→ Action item:
Write out exactly the lines of the entries below, from the first through the line containing "Answer: VASP stopped", and nothing beyond them.

=== Section Start ===

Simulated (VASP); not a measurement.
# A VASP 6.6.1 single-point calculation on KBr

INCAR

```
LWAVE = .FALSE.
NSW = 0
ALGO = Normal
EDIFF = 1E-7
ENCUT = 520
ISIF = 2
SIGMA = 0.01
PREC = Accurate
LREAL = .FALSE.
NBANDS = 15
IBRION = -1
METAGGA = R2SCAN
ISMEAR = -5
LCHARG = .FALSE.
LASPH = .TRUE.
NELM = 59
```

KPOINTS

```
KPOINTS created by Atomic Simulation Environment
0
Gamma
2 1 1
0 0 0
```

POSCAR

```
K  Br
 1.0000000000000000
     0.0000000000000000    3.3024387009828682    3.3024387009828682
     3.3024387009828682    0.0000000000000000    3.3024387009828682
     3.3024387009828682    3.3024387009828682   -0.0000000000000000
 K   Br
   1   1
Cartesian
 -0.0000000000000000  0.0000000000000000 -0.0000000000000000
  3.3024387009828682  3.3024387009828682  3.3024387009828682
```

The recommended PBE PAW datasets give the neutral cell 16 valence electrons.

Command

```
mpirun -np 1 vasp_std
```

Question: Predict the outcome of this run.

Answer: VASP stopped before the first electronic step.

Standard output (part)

=== Section End ===

→ Written solution:
Simulated (VASP); not a measurement.
# A VASP 6.6.1 single-point calculation on KBr

INCAR

```
LWAVE = .FALSE.
NSW = 0
ALGO = Normal
EDIFF = 1E-7
ENCUT = 520
ISIF = 2
SIGMA = 0.01
PREC = Accurate
LREAL = .FALSE.
NBANDS = 15
IBRION = -1
METAGGA = R2SCAN
ISMEAR = -5
LCHARG = .FALSE.
LASPH = .TRUE.
NELM = 59
```

KPOINTS

```
KPOINTS created by Atomic Simulation Environment
0
Gamma
2 1 1
0 0 0
```

POSCAR

```
K  Br
 1.0000000000000000
     0.0000000000000000    3.3024387009828682    3.3024387009828682
     3.3024387009828682    0.0000000000000000    3.3024387009828682
     3.3024387009828682    3.3024387009828682   -0.0000000000000000
 K   Br
   1   1
Cartesian
 -0.0000000000000000  0.0000000000000000 -0.0000000000000000
  3.3024387009828682  3.3024387009828682  3.3024387009828682
```

The recommended PBE PAW datasets give the neutral cell 16 valence electrons.

Command

```
mpirun -np 1 vasp_std
```

Question: Predict the outcome of this run.

Answer: VASP stopped before the first electronic step.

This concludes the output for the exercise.